Work order: Taking the line with "Single points on" as the first and the line with "A (48.5 kcal/mol), B (51.1 kcal/mol)" as the last, set down exactly every line in that range from the entries below, and no more.

——

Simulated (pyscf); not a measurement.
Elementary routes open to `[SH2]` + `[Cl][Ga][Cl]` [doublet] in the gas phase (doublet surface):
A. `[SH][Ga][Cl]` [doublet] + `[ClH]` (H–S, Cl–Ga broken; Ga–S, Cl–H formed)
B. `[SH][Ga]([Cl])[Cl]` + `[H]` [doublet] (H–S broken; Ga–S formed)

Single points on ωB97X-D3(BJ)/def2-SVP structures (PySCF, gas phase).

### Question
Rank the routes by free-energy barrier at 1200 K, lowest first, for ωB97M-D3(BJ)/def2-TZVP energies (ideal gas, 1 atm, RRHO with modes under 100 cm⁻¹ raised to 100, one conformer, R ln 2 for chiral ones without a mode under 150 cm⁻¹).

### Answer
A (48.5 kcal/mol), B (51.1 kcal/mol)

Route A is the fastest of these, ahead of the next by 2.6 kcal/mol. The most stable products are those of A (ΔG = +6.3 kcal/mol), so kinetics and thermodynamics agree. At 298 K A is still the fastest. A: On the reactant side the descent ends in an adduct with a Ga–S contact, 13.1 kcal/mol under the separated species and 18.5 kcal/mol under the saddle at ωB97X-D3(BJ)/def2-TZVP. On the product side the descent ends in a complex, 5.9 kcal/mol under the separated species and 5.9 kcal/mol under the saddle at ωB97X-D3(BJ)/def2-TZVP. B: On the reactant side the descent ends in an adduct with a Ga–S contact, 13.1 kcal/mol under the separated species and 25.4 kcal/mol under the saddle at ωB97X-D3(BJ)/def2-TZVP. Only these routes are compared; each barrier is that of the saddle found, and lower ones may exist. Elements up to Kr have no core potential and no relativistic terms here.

——

Reply:
Single points on ωB97X-D3(BJ)/def2-SVP structures (PySCF, gas phase).

### Question
Rank the routes by free-energy barrier at 1200 K, lowest first, for ωB97M-D3(BJ)/def2-TZVP energies (ideal gas, 1 atm, RRHO with modes under 100 cm⁻¹ raised to 100, one conformer, R ln 2 for chiral ones without a mode under 150 cm⁻¹).

### Answer
A (48.5 kcal/mol), B (51.1 kcal/mol)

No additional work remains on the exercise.